## Data provided
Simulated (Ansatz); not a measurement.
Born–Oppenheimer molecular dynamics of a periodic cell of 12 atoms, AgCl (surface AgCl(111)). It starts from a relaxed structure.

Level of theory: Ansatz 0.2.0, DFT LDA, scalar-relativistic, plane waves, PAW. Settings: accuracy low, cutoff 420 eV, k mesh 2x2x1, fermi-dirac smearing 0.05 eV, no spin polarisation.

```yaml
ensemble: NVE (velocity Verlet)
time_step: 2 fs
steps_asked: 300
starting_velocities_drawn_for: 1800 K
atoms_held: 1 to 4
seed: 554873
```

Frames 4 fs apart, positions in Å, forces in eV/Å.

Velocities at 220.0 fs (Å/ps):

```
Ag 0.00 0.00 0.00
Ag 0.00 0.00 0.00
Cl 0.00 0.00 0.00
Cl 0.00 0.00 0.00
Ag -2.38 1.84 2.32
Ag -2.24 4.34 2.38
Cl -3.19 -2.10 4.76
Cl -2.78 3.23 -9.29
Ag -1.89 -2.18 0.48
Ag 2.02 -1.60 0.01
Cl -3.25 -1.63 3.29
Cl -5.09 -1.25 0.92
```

## Required action
Reply with the lines from the first line of the entries through the line that contains "Born–Oppenheimer molecular dynamics", repeated exactly with both ends kept, and with nothing else.

## Written response
Simulated (Ansatz); not a measurement.
Born–Oppenheimer molecular dynamics of a periodic cell of 12 atoms, AgCl (surface AgCl(111)). It starts from a relaxed structure.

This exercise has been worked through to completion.